BRIEF:
Output every entry exactly as given.

RECORD EXTRACTS:
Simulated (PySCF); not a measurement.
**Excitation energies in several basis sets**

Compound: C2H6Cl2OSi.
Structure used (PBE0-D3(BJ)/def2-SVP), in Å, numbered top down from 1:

RESULT:
Simulated (PySCF); not a measurement.
**Excitation energies in several basis sets**

Compound: C2H6Cl2OSi.
Structure used (PBE0-D3(BJ)/def2-SVP), in Å, numbered top down from 1:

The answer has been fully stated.